▶ Work order
Below are some records; quote exactly the lines from the one that contains "# Si2Mo (I4/mmm) in VASP: further runs" through the one that contains "### 1 The cell of the first run", inclusive, and no others.

▶ Data records
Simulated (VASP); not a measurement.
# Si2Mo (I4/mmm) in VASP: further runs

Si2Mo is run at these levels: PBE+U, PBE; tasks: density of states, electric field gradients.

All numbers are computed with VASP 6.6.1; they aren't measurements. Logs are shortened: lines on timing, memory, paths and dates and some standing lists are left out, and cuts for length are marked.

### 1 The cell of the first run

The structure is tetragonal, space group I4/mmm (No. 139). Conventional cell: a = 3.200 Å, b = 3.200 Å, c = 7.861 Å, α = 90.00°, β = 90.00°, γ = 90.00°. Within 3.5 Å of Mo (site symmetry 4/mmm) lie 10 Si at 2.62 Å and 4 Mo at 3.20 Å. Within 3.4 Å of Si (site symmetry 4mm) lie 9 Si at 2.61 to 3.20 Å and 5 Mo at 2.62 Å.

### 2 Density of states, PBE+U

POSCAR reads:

▶ Written answer
# Si2Mo (I4/mmm) in VASP: further runs

Si2Mo is run at these levels: PBE+U, PBE; tasks: density of states, electric field gradients.

All numbers are computed with VASP 6.6.1; they aren't measurements. Logs are shortened: lines on timing, memory, paths and dates and some standing lists are left out, and cuts for length are marked.

### 1 The cell of the first run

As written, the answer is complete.